Assigned task: Complete, exact copies of all entries are needed.

==================================================
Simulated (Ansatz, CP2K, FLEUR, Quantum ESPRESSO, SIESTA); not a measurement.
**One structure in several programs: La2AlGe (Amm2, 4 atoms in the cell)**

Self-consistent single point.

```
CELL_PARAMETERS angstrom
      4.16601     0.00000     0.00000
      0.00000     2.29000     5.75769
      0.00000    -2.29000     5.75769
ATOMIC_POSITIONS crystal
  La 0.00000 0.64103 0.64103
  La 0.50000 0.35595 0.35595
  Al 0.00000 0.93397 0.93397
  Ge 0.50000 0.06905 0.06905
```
==================================================

Exercise output:
Simulated (Ansatz, CP2K, FLEUR, Quantum ESPRESSO, SIESTA); not a measurement.
**One structure in several programs: La2AlGe (Amm2, 4 atoms in the cell)**

Self-consistent single point.

```
CELL_PARAMETERS angstrom
      4.16601     0.00000     0.00000
      0.00000     2.29000     5.75769
      0.00000    -2.29000     5.75769
ATOMIC_POSITIONS crystal
  La 0.00000 0.64103 0.64103
  La 0.50000 0.35595 0.35595
  Al 0.00000 0.93397 0.93397
  Ge 0.50000 0.06905 0.06905
```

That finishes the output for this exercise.